Activity »
Would you repeat the whole listing exactly?

──────── Dataset extract

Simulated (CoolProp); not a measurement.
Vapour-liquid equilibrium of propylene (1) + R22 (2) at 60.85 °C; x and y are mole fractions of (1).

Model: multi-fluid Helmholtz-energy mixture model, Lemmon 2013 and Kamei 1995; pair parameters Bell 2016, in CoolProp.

────────────────

Result »
Simulated (CoolProp); not a measurement.
Vapour-liquid equilibrium of propylene (1) + R22 (2) at 60.85 °C; x and y are mole fractions of (1).

Model: multi-fluid Helmholtz-energy mixture model, Lemmon 2013 and Kamei 1995; pair parameters Bell 2016, in CoolProp.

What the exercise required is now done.